THE DATA:
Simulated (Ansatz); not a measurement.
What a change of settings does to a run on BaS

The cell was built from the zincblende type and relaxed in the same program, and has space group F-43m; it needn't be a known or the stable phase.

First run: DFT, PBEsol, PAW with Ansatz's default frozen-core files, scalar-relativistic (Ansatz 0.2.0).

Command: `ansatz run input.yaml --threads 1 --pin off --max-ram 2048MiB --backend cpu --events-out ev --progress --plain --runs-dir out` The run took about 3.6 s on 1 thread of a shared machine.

WORK ITEM: Everything in the records is to be copied exactly.

RESULT:
Simulated (Ansatz); not a measurement.
What a change of settings does to a run on BaS

The cell was built from the zincblende type and relaxed in the same program, and has space group F-43m; it needn't be a known or the stable phase.

First run: DFT, PBEsol, PAW with Ansatz's default frozen-core files, scalar-relativistic (Ansatz 0.2.0).

Command: `ansatz run input.yaml --threads 1 --pin off --max-ram 2048MiB --backend cpu --events-out ev --progress --plain --runs-dir out` The run took about 3.6 s on 1 thread of a shared machine.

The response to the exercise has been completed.